## [Brief]
The records follow. Print, word for word, the first line through the "A: Over 15 steps" line.

## [Dataset excerpts]
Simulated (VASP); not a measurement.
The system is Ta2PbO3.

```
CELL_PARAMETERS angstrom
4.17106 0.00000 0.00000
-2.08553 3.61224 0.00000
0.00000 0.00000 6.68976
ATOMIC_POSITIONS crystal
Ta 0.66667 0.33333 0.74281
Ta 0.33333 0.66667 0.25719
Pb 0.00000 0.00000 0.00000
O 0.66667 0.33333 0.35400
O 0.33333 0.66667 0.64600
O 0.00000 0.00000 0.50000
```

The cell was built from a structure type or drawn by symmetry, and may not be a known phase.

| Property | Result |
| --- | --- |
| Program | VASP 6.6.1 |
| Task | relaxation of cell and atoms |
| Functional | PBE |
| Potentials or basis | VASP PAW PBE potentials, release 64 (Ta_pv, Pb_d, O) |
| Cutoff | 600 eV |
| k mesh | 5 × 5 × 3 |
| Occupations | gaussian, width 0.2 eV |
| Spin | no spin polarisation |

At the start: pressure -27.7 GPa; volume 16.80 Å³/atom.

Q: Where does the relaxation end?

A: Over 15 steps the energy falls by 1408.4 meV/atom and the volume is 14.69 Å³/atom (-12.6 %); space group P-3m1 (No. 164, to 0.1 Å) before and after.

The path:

## [Response area]
Simulated (VASP); not a measurement.
The system is Ta2PbO3.

```
CELL_PARAMETERS angstrom
4.17106 0.00000 0.00000
-2.08553 3.61224 0.00000
0.00000 0.00000 6.68976
ATOMIC_POSITIONS crystal
Ta 0.66667 0.33333 0.74281
Ta 0.33333 0.66667 0.25719
Pb 0.00000 0.00000 0.00000
O 0.66667 0.33333 0.35400
O 0.33333 0.66667 0.64600
O 0.00000 0.00000 0.50000
```

The cell was built from a structure type or drawn by symmetry, and may not be a known phase.

| Property | Result |
| --- | --- |
| Program | VASP 6.6.1 |
| Task | relaxation of cell and atoms |
| Functional | PBE |
| Potentials or basis | VASP PAW PBE potentials, release 64 (Ta_pv, Pb_d, O) |
| Cutoff | 600 eV |
| k mesh | 5 × 5 × 3 |
| Occupations | gaussian, width 0.2 eV |
| Spin | no spin polarisation |

At the start: pressure -27.7 GPa; volume 16.80 Å³/atom.

Q: Where does the relaxation end?

A: Over 15 steps the energy falls by 1408.4 meV/atom and the volume is 14.69 Å³/atom (-12.6 %); space group P-3m1 (No. 164, to 0.1 Å) before and after.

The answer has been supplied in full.